• [STORED DATA]
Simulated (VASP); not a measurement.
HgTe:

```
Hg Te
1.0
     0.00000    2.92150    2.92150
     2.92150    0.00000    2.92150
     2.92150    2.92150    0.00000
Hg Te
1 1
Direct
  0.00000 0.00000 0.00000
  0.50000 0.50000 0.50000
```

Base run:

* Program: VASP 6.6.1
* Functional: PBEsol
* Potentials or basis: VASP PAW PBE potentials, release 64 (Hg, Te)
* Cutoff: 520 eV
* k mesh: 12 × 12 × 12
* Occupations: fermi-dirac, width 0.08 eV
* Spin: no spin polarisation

• [TASK ITEM]
Take the entries above and transcribe them in full.

• [ANSWER SECTION]
Simulated (VASP); not a measurement.
HgTe:

```
Hg Te
1.0
     0.00000    2.92150    2.92150
     2.92150    0.00000    2.92150
     2.92150    2.92150    0.00000
Hg Te
1 1
Direct
  0.00000 0.00000 0.00000
  0.50000 0.50000 0.50000
```

Base run:

* Program: VASP 6.6.1
* Functional: PBEsol
* Potentials or basis: VASP PAW PBE potentials, release 64 (Hg, Te)
* Cutoff: 520 eV
* k mesh: 12 × 12 × 12
* Occupations: fermi-dirac, width 0.08 eV
* Spin: no spin polarisation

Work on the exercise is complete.